### Work order
Word for word, restate the entries that follow.

[[ Extracted information open ]]

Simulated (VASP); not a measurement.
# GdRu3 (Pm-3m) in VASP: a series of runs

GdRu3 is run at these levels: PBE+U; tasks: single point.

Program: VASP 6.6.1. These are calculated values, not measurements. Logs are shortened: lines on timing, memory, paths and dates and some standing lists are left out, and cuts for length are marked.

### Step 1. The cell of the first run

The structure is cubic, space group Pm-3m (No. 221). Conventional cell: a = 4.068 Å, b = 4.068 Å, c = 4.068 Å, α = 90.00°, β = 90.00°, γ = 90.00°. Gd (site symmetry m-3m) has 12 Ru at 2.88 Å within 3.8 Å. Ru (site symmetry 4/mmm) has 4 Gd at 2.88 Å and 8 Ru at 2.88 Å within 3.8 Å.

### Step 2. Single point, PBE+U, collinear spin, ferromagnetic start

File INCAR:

[[ Extracted information closed ]]

### Exercise answer
Simulated (VASP); not a measurement.
# GdRu3 (Pm-3m) in VASP: a series of runs

GdRu3 is run at these levels: PBE+U; tasks: single point.

Program: VASP 6.6.1. These are calculated values, not measurements. Logs are shortened: lines on timing, memory, paths and dates and some standing lists are left out, and cuts for length are marked.

### Step 1. The cell of the first run

The structure is cubic, space group Pm-3m (No. 221). Conventional cell: a = 4.068 Å, b = 4.068 Å, c = 4.068 Å, α = 90.00°, β = 90.00°, γ = 90.00°. Gd (site symmetry m-3m) has 12 Ru at 2.88 Å within 3.8 Å. Ru (site symmetry 4/mmm) has 4 Gd at 2.88 Å and 8 Ru at 2.88 Å within 3.8 Å.

### Step 2. Single point, PBE+U, collinear spin, ferromagnetic start

File INCAR:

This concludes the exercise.